• _Work request_
Print the entries below in their entirety, exactly as they are written.

■ ■ ■ ■ ■ ■ ■
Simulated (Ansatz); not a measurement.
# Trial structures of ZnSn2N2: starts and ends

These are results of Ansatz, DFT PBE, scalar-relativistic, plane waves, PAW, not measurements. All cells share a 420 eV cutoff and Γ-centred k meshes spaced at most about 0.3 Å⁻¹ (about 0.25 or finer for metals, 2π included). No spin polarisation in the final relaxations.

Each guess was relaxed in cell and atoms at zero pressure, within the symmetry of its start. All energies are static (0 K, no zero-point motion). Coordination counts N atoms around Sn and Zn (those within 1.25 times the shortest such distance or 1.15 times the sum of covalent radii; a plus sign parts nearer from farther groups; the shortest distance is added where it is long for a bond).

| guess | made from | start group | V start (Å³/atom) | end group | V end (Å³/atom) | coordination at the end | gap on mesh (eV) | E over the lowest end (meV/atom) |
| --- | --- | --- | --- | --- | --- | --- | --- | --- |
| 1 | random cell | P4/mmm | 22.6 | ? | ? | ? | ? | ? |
■ ■ ■ ■ ■ ■ ■

• _Response box_
Simulated (Ansatz); not a measurement.
# Trial structures of ZnSn2N2: starts and ends

These are results of Ansatz, DFT PBE, scalar-relativistic, plane waves, PAW, not measurements. All cells share a 420 eV cutoff and Γ-centred k meshes spaced at most about 0.3 Å⁻¹ (about 0.25 or finer for metals, 2π included). No spin polarisation in the final relaxations.

Each guess was relaxed in cell and atoms at zero pressure, within the symmetry of its start. All energies are static (0 K, no zero-point motion). Coordination counts N atoms around Sn and Zn (those within 1.25 times the shortest such distance or 1.15 times the sum of covalent radii; a plus sign parts nearer from farther groups; the shortest distance is added where it is long for a bond).

| guess | made from | start group | V start (Å³/atom) | end group | V end (Å³/atom) | coordination at the end | gap on mesh (eV) | E over the lowest end (meV/atom) |
| --- | --- | --- | --- | --- | --- | --- | --- | --- |
| 1 | random cell | P4/mmm | 22.6 | ? | ? | ? | ? | ? |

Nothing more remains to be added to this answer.